> _Data excerpts_:
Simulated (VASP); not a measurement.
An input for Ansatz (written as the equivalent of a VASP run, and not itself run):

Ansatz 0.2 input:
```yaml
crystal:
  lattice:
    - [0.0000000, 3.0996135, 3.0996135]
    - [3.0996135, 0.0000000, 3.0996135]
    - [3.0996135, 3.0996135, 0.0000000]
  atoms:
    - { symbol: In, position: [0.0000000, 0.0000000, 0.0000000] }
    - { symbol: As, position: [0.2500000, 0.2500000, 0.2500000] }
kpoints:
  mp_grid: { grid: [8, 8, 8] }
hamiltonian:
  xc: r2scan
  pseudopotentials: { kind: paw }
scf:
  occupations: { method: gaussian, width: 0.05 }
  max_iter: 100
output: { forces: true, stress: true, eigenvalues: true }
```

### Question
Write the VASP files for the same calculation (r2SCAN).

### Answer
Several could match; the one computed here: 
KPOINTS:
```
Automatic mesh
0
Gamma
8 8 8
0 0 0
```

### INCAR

> _Work task_: Reply with the complete data above, every character as it stands.

> _Expected answer_:
Simulated (VASP); not a measurement.
An input for Ansatz (written as the equivalent of a VASP run, and not itself run):

Ansatz 0.2 input:
```yaml
crystal:
  lattice:
    - [0.0000000, 3.0996135, 3.0996135]
    - [3.0996135, 0.0000000, 3.0996135]
    - [3.0996135, 3.0996135, 0.0000000]
  atoms:
    - { symbol: In, position: [0.0000000, 0.0000000, 0.0000000] }
    - { symbol: As, position: [0.2500000, 0.2500000, 0.2500000] }
kpoints:
  mp_grid: { grid: [8, 8, 8] }
hamiltonian:
  xc: r2scan
  pseudopotentials: { kind: paw }
scf:
  occupations: { method: gaussian, width: 0.05 }
  max_iter: 100
output: { forces: true, stress: true, eigenvalues: true }
```

### Question
Write the VASP files for the same calculation (r2SCAN).

### Answer
Several could match; the one computed here: 
KPOINTS:
```
Automatic mesh
0
Gamma
8 8 8
0 0 0
```

### INCAR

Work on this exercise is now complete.